Data extract »
————

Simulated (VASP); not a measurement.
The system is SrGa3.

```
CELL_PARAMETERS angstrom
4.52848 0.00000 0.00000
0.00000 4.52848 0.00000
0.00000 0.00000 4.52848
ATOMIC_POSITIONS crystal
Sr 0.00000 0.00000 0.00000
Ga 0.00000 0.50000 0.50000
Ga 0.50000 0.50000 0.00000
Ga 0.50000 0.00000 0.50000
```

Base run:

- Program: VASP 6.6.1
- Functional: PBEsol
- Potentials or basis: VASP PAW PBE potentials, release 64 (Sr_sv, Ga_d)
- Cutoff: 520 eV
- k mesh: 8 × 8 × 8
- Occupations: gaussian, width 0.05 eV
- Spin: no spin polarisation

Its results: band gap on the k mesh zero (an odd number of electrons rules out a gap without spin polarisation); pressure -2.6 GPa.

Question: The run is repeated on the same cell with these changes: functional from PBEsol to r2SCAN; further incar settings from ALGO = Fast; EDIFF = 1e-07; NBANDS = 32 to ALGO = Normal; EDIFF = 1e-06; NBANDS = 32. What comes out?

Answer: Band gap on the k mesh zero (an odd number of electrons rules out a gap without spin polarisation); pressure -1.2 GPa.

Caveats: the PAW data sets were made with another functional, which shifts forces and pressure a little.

————

Assignment » Within the listing above, locate the line containing "Its results: band" and the line containing "Answer: Band gap". Reproduce those two lines and all lines between them exactly, with nothing added.

Response »
Its results: band gap on the k mesh zero (an odd number of electrons rules out a gap without spin polarisation); pressure -2.6 GPa.

Question: The run is repeated on the same cell with these changes: functional from PBEsol to r2SCAN; further incar settings from ALGO = Fast; EDIFF = 1e-07; NBANDS = 32 to ALGO = Normal; EDIFF = 1e-06; NBANDS = 32. What comes out?

Answer: Band gap on the k mesh zero (an odd number of electrons rules out a gap without spin polarisation); pressure -1.2 GPa.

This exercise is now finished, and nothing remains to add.